**ASSIGNED TASK**
Please print the entries below exactly, from the line with "The molecule NaB-, multiplicity" through the line with "Seven points along", including both of those lines and leaving out all others.

[AVAILABLE DATA Boundary: Start]
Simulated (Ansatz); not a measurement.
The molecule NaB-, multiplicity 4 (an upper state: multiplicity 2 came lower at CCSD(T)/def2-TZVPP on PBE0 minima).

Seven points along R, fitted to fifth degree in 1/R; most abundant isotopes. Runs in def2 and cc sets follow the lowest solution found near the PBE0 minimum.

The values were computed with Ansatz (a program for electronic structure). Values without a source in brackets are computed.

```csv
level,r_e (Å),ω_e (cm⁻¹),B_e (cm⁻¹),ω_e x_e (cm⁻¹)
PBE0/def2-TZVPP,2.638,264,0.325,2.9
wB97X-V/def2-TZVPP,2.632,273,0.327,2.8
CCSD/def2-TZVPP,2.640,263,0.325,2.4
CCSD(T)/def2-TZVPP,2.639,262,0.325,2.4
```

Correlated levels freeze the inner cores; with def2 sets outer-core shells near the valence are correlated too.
[AVAILABLE DATA Boundary: End]

**WRITTEN ANSWER**
The molecule NaB-, multiplicity 4 (an upper state: multiplicity 2 came lower at CCSD(T)/def2-TZVPP on PBE0 minima).

Seven points along R, fitted to fifth degree in 1/R; most abundant isotopes. Runs in def2 and cc sets follow the lowest solution found near the PBE0 minimum.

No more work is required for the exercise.